= WORK REQUEST =
Restate word for word the lines that begin the listing and end with the line holding "## TiO2: comparing deformations".

= EXTRACTED ENTRIES =
= = = = = = =

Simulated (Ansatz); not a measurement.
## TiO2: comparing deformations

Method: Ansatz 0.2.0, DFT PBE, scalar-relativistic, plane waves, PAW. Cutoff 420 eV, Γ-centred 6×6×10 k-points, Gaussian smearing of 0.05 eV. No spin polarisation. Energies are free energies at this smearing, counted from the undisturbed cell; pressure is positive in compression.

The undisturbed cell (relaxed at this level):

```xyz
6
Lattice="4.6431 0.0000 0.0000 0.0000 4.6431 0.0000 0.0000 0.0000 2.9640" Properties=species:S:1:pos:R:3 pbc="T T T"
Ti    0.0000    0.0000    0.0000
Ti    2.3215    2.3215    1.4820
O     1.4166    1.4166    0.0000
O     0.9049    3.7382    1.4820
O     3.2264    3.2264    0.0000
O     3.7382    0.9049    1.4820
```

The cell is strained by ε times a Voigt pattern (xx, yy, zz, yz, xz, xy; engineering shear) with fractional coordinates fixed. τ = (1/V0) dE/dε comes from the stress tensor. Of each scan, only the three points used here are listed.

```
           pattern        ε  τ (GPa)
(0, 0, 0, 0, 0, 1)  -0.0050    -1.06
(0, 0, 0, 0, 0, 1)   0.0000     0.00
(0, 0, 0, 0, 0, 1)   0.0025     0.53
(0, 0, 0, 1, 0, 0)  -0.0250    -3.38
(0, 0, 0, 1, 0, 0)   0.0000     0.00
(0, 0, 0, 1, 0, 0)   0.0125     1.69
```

= = = = = = =

= WRITTEN RESPONSE =
Simulated (Ansatz); not a measurement.
## TiO2: comparing deformations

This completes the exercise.